*Exercise*
Please restate exactly what appears in the records below from the first line to the line where "C6; H15 on C7)" is, that line included.

--- START ---

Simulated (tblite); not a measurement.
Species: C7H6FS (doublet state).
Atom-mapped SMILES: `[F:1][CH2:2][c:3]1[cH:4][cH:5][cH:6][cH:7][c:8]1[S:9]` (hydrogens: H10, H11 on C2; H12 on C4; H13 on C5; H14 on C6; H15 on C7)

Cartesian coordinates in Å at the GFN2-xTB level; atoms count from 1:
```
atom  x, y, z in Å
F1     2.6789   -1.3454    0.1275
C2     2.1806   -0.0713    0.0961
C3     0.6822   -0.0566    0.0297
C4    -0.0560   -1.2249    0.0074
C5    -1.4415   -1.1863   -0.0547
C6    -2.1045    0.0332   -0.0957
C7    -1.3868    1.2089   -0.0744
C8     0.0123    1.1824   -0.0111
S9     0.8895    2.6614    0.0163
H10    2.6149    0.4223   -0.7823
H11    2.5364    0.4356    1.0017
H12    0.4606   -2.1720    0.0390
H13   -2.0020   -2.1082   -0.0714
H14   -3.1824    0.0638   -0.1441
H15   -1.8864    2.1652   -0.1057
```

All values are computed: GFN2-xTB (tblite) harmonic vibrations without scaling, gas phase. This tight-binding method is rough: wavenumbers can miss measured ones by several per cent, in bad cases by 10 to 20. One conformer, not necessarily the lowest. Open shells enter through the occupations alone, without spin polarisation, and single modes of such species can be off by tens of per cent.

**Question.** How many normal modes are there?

--- END ---

*Written answer*
Simulated (tblite); not a measurement.
Species: C7H6FS (doublet state).
Atom-mapped SMILES: `[F:1][CH2:2][c:3]1[cH:4][cH:5][cH:6][cH:7][c:8]1[S:9]` (hydrogens: H10, H11 on C2; H12 on C4; H13 on C5; H14 on C6; H15 on C7)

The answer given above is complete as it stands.